Required action — Copy the lines exactly as they appear, starting with the first line of the records and ending with the line that contains "(-0.505, 2.034, 2.143)".

*** Block opens ***
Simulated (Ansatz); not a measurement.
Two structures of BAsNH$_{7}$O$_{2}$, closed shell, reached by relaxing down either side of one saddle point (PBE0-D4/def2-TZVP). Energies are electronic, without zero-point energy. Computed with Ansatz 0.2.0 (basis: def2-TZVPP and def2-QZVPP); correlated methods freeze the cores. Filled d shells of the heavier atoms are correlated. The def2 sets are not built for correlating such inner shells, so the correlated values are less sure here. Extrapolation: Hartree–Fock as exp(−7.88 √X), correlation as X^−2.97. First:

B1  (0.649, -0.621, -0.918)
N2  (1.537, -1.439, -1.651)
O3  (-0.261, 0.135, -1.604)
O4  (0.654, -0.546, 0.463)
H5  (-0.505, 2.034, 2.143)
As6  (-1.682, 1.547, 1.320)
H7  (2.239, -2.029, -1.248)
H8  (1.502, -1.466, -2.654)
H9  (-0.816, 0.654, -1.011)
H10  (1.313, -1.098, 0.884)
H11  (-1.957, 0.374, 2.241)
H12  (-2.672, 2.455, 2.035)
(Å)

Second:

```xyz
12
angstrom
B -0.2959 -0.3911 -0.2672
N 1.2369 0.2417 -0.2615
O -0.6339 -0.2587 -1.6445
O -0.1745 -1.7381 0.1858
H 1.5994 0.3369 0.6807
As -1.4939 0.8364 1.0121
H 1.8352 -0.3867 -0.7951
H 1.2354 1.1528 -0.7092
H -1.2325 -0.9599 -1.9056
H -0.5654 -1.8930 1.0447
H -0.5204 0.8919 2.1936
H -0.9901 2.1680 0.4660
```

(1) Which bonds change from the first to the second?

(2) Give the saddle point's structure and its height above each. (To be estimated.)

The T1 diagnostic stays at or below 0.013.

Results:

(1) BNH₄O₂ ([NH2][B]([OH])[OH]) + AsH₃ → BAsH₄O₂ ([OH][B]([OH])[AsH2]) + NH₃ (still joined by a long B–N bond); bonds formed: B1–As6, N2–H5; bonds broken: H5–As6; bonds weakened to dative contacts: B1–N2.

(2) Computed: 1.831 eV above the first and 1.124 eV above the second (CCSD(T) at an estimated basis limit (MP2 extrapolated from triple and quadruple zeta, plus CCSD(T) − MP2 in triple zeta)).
*** Block closes ***

Result —
Simulated (Ansatz); not a measurement.
Two structures of BAsNH$_{7}$O$_{2}$, closed shell, reached by relaxing down either side of one saddle point (PBE0-D4/def2-TZVP). Energies are electronic, without zero-point energy. Computed with Ansatz 0.2.0 (basis: def2-TZVPP and def2-QZVPP); correlated methods freeze the cores. Filled d shells of the heavier atoms are correlated. The def2 sets are not built for correlating such inner shells, so the correlated values are less sure here. Extrapolation: Hartree–Fock as exp(−7.88 √X), correlation as X^−2.97. First:

B1  (0.649, -0.621, -0.918)
N2  (1.537, -1.439, -1.651)
O3  (-0.261, 0.135, -1.604)
O4  (0.654, -0.546, 0.463)
H5  (-0.505, 2.034, 2.143)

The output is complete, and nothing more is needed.